**BRIEF**.
Output the opening lines of the records exactly. End with the line that contains "These are LDA".

**EXERCISE DATA**.
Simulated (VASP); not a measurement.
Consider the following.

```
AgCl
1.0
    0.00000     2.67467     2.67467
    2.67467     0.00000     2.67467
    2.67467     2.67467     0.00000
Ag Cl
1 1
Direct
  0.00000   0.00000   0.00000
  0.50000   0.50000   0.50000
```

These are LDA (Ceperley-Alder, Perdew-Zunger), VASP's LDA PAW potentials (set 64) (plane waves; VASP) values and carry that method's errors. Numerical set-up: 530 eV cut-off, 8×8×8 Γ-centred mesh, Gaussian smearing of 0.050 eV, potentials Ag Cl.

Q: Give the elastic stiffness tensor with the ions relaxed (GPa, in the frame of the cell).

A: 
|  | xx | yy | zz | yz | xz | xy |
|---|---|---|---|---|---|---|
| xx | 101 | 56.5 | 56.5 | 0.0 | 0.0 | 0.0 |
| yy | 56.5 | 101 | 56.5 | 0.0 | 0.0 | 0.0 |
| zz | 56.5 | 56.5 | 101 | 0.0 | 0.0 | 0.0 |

**EXERCISE RESPONSE**.
Simulated (VASP); not a measurement.
Consider the following.

```
AgCl
1.0
    0.00000     2.67467     2.67467
    2.67467     0.00000     2.67467
    2.67467     2.67467     0.00000
Ag Cl
1 1
Direct
  0.00000   0.00000   0.00000
  0.50000   0.50000   0.50000
```

These are LDA (Ceperley-Alder, Perdew-Zunger), VASP's LDA PAW potentials (set 64) (plane waves; VASP) values and carry that method's errors. Numerical set-up: 530 eV cut-off, 8×8×8 Γ-centred mesh, Gaussian smearing of 0.050 eV, potentials Ag Cl.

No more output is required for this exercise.